=== SUPPLIED MATERIAL ===
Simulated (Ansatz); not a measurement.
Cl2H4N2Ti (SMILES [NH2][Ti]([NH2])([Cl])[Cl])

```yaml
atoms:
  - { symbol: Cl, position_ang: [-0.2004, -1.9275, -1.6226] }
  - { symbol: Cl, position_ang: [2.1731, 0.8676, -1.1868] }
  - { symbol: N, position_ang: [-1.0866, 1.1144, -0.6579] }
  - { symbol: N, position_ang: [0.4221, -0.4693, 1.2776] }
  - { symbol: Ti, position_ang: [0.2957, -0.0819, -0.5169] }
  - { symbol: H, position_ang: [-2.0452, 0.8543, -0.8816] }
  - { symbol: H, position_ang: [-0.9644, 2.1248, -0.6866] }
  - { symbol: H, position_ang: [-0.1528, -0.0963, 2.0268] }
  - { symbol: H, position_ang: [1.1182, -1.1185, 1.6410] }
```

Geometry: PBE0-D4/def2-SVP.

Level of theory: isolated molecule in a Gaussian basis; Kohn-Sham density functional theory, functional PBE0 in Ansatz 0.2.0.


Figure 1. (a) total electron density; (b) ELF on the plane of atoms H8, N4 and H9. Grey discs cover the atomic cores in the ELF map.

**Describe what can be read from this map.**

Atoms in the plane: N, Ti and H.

=== WORK TASK ===
All of the lines above are to be restated word for word.

=== YOUR RESPONSE ===
Simulated (Ansatz); not a measurement.
Cl2H4N2Ti (SMILES [NH2][Ti]([NH2])([Cl])[Cl])

```yaml
atoms:
  - { symbol: Cl, position_ang: [-0.2004, -1.9275, -1.6226] }
  - { symbol: Cl, position_ang: [2.1731, 0.8676, -1.1868] }
  - { symbol: N, position_ang: [-1.0866, 1.1144, -0.6579] }
  - { symbol: N, position_ang: [0.4221, -0.4693, 1.2776] }
  - { symbol: Ti, position_ang: [0.2957, -0.0819, -0.5169] }
  - { symbol: H, position_ang: [-2.0452, 0.8543, -0.8816] }
  - { symbol: H, position_ang: [-0.9644, 2.1248, -0.6866] }
  - { symbol: H, position_ang: [-0.1528, -0.0963, 2.0268] }
  - { symbol: H, position_ang: [1.1182, -1.1185, 1.6410] }
```

Geometry: PBE0-D4/def2-SVP.

Level of theory: isolated molecule in a Gaussian basis; Kohn-Sham density functional theory, functional PBE0 in Ansatz 0.2.0.


Figure 1. (a) total electron density; (b) ELF on the plane of atoms H8, N4 and H9. Grey discs cover the atomic cores in the ELF map.

**Describe what can be read from this map.**

Atoms in the plane: N, Ti and H.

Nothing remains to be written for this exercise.